- - -

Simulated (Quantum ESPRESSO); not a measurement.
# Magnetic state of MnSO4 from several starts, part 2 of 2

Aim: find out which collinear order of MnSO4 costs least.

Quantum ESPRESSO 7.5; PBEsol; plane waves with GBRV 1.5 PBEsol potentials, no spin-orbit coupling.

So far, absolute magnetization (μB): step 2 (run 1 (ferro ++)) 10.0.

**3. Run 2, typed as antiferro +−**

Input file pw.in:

- - -

All entries shown above should be duplicated without a single difference.

**WRITTEN RESPONSE**.
Simulated (Quantum ESPRESSO); not a measurement.
# Magnetic state of MnSO4 from several starts, part 2 of 2

Aim: find out which collinear order of MnSO4 costs least.

Quantum ESPRESSO 7.5; PBEsol; plane waves with GBRV 1.5 PBEsol potentials, no spin-orbit coupling.

So far, absolute magnetization (μB): step 2 (run 1 (ferro ++)) 10.0.

**3. Run 2, typed as antiferro +−**

Input file pw.in:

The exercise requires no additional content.